---- DATA SHOWN

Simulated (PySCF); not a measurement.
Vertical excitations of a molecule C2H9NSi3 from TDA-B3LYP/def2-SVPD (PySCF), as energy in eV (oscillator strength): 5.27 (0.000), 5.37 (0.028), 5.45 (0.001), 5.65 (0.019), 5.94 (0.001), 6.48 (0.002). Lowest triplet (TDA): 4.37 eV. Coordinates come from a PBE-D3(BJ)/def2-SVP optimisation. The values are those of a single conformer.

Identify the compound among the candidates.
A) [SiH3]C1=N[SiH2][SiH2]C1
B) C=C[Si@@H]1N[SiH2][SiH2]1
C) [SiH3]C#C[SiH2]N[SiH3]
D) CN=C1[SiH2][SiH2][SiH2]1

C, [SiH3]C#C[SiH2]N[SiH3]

--------

▶ WORK REQUEST
Copy out the full set of records precisely, leaving nothing out.

▶ RESPONSE
Simulated (PySCF); not a measurement.
Vertical excitations of a molecule C2H9NSi3 from TDA-B3LYP/def2-SVPD (PySCF), as energy in eV (oscillator strength): 5.27 (0.000), 5.37 (0.028), 5.45 (0.001), 5.65 (0.019), 5.94 (0.001), 6.48 (0.002). Lowest triplet (TDA): 4.37 eV. Coordinates come from a PBE-D3(BJ)/def2-SVP optimisation. The values are those of a single conformer.

Identify the compound among the candidates.
A) [SiH3]C1=N[SiH2][SiH2]C1
B) C=C[Si@@H]1N[SiH2][SiH2]1
C) [SiH3]C#C[SiH2]N[SiH3]
D) CN=C1[SiH2][SiH2][SiH2]1

C, [SiH3]C#C[SiH2]N[SiH3]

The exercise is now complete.